■ Assignment: Nothing after the line containing "The largest force" belongs in the answer; write out exactly every line from the start of the material up to it, including it.

■ Data section:
################

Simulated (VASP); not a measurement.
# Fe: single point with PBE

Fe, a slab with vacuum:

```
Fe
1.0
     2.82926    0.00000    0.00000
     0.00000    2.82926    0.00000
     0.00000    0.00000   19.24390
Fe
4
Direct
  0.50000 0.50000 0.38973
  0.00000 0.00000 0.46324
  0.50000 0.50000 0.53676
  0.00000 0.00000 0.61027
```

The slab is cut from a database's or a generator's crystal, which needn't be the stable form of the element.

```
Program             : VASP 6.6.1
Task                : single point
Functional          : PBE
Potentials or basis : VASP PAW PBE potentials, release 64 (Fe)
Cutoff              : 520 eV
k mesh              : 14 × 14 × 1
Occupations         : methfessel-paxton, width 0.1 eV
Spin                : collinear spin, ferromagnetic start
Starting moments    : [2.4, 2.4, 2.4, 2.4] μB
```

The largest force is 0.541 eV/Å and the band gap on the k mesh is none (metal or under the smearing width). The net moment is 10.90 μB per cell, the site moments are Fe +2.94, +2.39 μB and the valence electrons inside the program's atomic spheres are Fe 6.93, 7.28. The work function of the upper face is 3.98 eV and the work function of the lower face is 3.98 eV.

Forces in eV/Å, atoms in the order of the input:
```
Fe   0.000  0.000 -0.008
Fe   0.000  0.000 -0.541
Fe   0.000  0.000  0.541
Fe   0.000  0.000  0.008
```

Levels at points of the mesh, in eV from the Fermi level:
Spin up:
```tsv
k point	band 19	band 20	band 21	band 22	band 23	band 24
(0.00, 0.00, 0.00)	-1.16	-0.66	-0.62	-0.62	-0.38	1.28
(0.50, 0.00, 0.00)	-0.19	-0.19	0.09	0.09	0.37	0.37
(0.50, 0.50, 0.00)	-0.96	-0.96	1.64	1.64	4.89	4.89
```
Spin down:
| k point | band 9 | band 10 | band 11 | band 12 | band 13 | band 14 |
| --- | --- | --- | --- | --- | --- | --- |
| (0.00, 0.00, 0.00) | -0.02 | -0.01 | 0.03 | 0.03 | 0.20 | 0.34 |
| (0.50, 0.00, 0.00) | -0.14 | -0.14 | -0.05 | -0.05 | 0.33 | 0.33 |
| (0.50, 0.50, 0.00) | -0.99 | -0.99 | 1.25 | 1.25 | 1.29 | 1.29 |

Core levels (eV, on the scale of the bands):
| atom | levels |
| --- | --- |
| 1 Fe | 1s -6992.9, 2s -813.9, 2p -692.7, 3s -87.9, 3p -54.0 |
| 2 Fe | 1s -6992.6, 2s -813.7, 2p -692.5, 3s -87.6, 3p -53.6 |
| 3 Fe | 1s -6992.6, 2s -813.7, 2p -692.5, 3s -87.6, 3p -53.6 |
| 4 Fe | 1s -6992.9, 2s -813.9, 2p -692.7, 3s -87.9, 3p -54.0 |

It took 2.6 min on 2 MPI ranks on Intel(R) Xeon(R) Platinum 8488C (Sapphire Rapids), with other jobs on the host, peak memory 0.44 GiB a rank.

################

■ Task output:
Simulated (VASP); not a measurement.
# Fe: single point with PBE

Fe, a slab with vacuum:

```
Fe
1.0
     2.82926    0.00000    0.00000
     0.00000    2.82926    0.00000
     0.00000    0.00000   19.24390
Fe
4
Direct
  0.50000 0.50000 0.38973
  0.00000 0.00000 0.46324
  0.50000 0.50000 0.53676
  0.00000 0.00000 0.61027
```

The slab is cut from a database's or a generator's crystal, which needn't be the stable form of the element.

```
Program             : VASP 6.6.1
Task                : single point
Functional          : PBE
Potentials or basis : VASP PAW PBE potentials, release 64 (Fe)
Cutoff              : 520 eV
k mesh              : 14 × 14 × 1
Occupations         : methfessel-paxton, width 0.1 eV
Spin                : collinear spin, ferromagnetic start
Starting moments    : [2.4, 2.4, 2.4, 2.4] μB
```

The largest force is 0.541 eV/Å and the band gap on the k mesh is none (metal or under the smearing width). The net moment is 10.90 μB per cell, the site moments are Fe +2.94, +2.39 μB and the valence electrons inside the program's atomic spheres are Fe 6.93, 7.28. The work function of the upper face is 3.98 eV and the work function of the lower face is 3.98 eV.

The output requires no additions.